==================================================
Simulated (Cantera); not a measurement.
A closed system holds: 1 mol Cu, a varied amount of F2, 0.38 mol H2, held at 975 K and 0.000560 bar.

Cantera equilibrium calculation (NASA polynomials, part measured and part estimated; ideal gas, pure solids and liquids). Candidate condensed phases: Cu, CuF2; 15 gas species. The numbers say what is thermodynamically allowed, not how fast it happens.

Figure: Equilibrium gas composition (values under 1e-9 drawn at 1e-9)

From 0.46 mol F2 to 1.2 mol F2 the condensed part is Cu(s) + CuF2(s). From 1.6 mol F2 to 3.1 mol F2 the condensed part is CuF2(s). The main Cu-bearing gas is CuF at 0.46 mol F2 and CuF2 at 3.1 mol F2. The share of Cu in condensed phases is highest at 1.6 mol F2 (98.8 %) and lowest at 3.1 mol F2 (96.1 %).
==================================================

#### Required action
So that nothing is lost, restate all the material word for word.

#### Solution
Simulated (Cantera); not a measurement.
A closed system holds: 1 mol Cu, a varied amount of F2, 0.38 mol H2, held at 975 K and 0.000560 bar.

Cantera equilibrium calculation (NASA polynomials, part measured and part estimated; ideal gas, pure solids and liquids). Candidate condensed phases: Cu, CuF2; 15 gas species. The numbers say what is thermodynamically allowed, not how fast it happens.

Figure: Equilibrium gas composition (values under 1e-9 drawn at 1e-9)

From 0.46 mol F2 to 1.2 mol F2 the condensed part is Cu(s) + CuF2(s). From 1.6 mol F2 to 3.1 mol F2 the condensed part is CuF2(s). The main Cu-bearing gas is CuF at 0.46 mol F2 and CuF2 at 3.1 mol F2. The share of Cu in condensed phases is highest at 1.6 mol F2 (98.8 %) and lowest at 3.1 mol F2 (96.1 %).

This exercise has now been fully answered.